:: ACTIVITY ::
Restate each entry below without changing a word.

====
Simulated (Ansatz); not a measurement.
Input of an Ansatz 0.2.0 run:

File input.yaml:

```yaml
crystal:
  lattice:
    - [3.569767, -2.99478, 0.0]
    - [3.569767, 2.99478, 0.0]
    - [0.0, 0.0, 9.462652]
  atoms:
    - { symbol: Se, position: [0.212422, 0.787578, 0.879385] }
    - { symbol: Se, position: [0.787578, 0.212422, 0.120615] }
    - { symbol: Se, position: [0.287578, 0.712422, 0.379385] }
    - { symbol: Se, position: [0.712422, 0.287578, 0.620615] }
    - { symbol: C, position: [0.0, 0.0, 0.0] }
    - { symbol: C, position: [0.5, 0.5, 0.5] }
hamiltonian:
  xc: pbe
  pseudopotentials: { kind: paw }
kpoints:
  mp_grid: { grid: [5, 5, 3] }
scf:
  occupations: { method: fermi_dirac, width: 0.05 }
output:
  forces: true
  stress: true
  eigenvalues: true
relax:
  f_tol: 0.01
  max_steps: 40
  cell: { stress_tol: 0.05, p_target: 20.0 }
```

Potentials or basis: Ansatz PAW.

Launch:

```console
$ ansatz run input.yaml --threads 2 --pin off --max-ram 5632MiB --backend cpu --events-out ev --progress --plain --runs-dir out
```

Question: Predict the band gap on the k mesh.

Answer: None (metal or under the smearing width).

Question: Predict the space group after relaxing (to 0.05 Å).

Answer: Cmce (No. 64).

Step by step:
====

:: EXERCISE SOLUTION ::
Simulated (Ansatz); not a measurement.
Input of an Ansatz 0.2.0 run:

File input.yaml:

```yaml
crystal:
  lattice:
    - [3.569767, -2.99478, 0.0]
    - [3.569767, 2.99478, 0.0]
    - [0.0, 0.0, 9.462652]
  atoms:
    - { symbol: Se, position: [0.212422, 0.787578, 0.879385] }
    - { symbol: Se, position: [0.787578, 0.212422, 0.120615] }
    - { symbol: Se, position: [0.287578, 0.712422, 0.379385] }
    - { symbol: Se, position: [0.712422, 0.287578, 0.620615] }
    - { symbol: C, position: [0.0, 0.0, 0.0] }
    - { symbol: C, position: [0.5, 0.5, 0.5] }
hamiltonian:
  xc: pbe
  pseudopotentials: { kind: paw }
kpoints:
  mp_grid: { grid: [5, 5, 3] }
scf:
  occupations: { method: fermi_dirac, width: 0.05 }
output:
  forces: true
  stress: true
  eigenvalues: true
relax:
  f_tol: 0.01
  max_steps: 40
  cell: { stress_tol: 0.05, p_target: 20.0 }
```

Potentials or basis: Ansatz PAW.

Launch:

```console
$ ansatz run input.yaml --threads 2 --pin off --max-ram 5632MiB --backend cpu --events-out ev --progress --plain --runs-dir out
```

Question: Predict the band gap on the k mesh.

Answer: None (metal or under the smearing width).

Question: Predict the space group after relaxing (to 0.05 Å).

Answer: Cmce (No. 64).

Step by step:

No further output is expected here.